> ACTION ITEM
Every entry must be transcribed exactly as written.

> EXTRACTED MATERIAL
━━━

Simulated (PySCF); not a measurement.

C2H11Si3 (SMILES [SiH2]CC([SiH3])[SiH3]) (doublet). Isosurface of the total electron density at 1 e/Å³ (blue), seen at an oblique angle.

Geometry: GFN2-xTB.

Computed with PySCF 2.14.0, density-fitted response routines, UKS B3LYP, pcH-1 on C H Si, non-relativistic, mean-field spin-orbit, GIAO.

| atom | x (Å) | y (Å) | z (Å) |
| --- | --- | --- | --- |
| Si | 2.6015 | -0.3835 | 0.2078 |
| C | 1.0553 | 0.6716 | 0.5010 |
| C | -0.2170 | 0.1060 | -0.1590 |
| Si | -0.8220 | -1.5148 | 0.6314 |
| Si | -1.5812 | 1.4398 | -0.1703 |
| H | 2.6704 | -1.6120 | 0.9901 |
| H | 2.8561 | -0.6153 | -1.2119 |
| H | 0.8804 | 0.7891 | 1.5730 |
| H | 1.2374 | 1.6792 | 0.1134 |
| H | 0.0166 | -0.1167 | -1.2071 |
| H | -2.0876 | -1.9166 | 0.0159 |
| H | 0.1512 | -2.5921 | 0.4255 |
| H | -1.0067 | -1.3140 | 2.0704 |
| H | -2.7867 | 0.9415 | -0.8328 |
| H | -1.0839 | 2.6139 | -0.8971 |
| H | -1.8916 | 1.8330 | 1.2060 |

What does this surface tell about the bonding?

━━━

> TASK RESPONSE
Simulated (PySCF); not a measurement.

C2H11Si3 (SMILES [SiH2]CC([SiH3])[SiH3]) (doublet). Isosurface of the total electron density at 1 e/Å³ (blue), seen at an oblique angle.

Geometry: GFN2-xTB.

Computed with PySCF 2.14.0, density-fitted response routines, UKS B3LYP, pcH-1 on C H Si, non-relativistic, mean-field spin-orbit, GIAO.

| atom | x (Å) | y (Å) | z (Å) |
| --- | --- | --- | --- |
| Si | 2.6015 | -0.3835 | 0.2078 |
| C | 1.0553 | 0.6716 | 0.5010 |
| C | -0.2170 | 0.1060 | -0.1590 |
| Si | -0.8220 | -1.5148 | 0.6314 |
| Si | -1.5812 | 1.4398 | -0.1703 |
| H | 2.6704 | -1.6120 | 0.9901 |
| H | 2.8561 | -0.6153 | -1.2119 |
| H | 0.8804 | 0.7891 | 1.5730 |
| H | 1.2374 | 1.6792 | 0.1134 |
| H | 0.0166 | -0.1167 | -1.2071 |
| H | -2.0876 | -1.9166 | 0.0159 |
| H | 0.1512 | -2.5921 | 0.4255 |
| H | -1.0067 | -1.3140 | 2.0704 |
| H | -2.7867 | 0.9415 | -0.8328 |
| H | -1.0839 | 2.6139 | -0.8971 |
| H | -1.8916 | 1.8330 | 1.2060 |

What does this surface tell about the bonding?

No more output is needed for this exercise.